▸ Activity
Transcribe exactly the first line of the listing below and each line that follows it, ending with the line that contains "Method of run", and omit the remainder.

::::::

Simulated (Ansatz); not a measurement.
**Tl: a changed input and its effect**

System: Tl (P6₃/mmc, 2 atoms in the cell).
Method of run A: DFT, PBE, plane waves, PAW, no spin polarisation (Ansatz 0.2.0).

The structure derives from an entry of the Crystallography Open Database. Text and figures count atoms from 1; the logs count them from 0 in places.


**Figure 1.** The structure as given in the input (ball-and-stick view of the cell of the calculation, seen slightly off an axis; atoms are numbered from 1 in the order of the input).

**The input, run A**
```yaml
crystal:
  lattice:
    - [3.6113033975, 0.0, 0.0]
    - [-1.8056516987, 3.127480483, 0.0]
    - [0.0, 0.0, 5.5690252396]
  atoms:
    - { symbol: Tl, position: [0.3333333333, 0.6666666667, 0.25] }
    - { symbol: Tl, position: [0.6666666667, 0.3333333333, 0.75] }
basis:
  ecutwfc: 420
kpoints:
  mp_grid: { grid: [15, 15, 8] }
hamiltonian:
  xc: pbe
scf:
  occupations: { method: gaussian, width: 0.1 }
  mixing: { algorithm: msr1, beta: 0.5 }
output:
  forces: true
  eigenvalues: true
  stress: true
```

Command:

::::::

▸ Task solution
Simulated (Ansatz); not a measurement.
**Tl: a changed input and its effect**

System: Tl (P6₃/mmc, 2 atoms in the cell).
Method of run A: DFT, PBE, plane waves, PAW, no spin polarisation (Ansatz 0.2.0).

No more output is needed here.